## Supplied material
[Start of Attachment]

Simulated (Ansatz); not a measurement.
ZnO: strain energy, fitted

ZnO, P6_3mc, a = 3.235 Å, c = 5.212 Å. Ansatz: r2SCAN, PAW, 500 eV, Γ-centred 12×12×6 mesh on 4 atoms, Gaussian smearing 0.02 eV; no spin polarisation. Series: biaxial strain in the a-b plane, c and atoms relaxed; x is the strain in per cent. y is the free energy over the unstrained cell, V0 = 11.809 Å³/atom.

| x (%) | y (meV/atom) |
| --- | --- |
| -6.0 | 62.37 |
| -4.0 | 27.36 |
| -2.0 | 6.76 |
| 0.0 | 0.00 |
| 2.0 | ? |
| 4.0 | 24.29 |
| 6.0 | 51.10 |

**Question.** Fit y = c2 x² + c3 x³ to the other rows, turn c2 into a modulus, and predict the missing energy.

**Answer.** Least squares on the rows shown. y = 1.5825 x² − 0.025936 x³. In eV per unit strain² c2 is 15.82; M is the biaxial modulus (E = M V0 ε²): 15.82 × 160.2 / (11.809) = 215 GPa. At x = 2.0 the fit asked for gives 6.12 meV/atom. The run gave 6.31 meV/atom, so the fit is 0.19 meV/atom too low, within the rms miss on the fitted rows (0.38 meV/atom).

[End of Attachment]

## Work order
Repeat the listing exactly, from its first line to its last.

## Your response
Simulated (Ansatz); not a measurement.
ZnO: strain energy, fitted

ZnO, P6_3mc, a = 3.235 Å, c = 5.212 Å. Ansatz: r2SCAN, PAW, 500 eV, Γ-centred 12×12×6 mesh on 4 atoms, Gaussian smearing 0.02 eV; no spin polarisation. Series: biaxial strain in the a-b plane, c and atoms relaxed; x is the strain in per cent. y is the free energy over the unstrained cell, V0 = 11.809 Å³/atom.

| x (%) | y (meV/atom) |
| --- | --- |
| -6.0 | 62.37 |
| -4.0 | 27.36 |
| -2.0 | 6.76 |
| 0.0 | 0.00 |
| 2.0 | ? |
| 4.0 | 24.29 |
| 6.0 | 51.10 |

**Question.** Fit y = c2 x² + c3 x³ to the other rows, turn c2 into a modulus, and predict the missing energy.

**Answer.** Least squares on the rows shown. y = 1.5825 x² − 0.025936 x³. In eV per unit strain² c2 is 15.82; M is the biaxial modulus (E = M V0 ε²): 15.82 × 160.2 / (11.809) = 215 GPa. At x = 2.0 the fit asked for gives 6.12 meV/atom. The run gave 6.31 meV/atom, so the fit is 0.19 meV/atom too low, within the rms miss on the fitted rows (0.38 meV/atom).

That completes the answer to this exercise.